Work order
From the records below, extract only the lines running from the line with "The system is HfWS5." to the line with "Functional | PBE |", both lines included, reproducing them exactly.

Given records
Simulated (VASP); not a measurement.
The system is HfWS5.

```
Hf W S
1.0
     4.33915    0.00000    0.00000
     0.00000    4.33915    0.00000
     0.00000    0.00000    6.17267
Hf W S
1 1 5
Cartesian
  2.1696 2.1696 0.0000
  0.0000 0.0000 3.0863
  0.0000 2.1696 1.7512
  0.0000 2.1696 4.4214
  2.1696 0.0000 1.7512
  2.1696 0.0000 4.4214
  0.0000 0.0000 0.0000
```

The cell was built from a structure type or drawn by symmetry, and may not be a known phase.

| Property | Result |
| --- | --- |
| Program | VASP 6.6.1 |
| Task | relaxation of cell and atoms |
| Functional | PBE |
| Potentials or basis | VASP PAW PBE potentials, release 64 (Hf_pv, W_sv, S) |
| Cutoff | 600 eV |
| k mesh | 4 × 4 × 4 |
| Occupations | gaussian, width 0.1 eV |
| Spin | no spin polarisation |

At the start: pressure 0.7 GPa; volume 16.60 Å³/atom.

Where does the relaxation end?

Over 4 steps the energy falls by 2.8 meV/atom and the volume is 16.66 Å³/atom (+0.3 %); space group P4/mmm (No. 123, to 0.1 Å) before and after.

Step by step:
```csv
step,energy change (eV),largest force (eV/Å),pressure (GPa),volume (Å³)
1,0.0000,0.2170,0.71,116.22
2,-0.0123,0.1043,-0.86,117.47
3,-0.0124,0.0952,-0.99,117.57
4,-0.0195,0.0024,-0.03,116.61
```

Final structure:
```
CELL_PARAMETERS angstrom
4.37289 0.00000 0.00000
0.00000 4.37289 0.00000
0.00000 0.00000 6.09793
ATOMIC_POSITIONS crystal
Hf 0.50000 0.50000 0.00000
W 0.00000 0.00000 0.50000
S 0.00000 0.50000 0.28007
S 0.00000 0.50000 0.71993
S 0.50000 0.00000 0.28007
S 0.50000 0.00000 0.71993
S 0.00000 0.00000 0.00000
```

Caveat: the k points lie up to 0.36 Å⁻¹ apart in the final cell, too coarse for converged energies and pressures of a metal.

Task solution
The system is HfWS5.

```
Hf W S
1.0
     4.33915    0.00000    0.00000
     0.00000    4.33915    0.00000
     0.00000    0.00000    6.17267
Hf W S
1 1 5
Cartesian
  2.1696 2.1696 0.0000
  0.0000 0.0000 3.0863
  0.0000 2.1696 1.7512
  0.0000 2.1696 4.4214
  2.1696 0.0000 1.7512
  2.1696 0.0000 4.4214
  0.0000 0.0000 0.0000
```

The cell was built from a structure type or drawn by symmetry, and may not be a known phase.

| Property | Result |
| --- | --- |
| Program | VASP 6.6.1 |
| Task | relaxation of cell and atoms |
| Functional | PBE |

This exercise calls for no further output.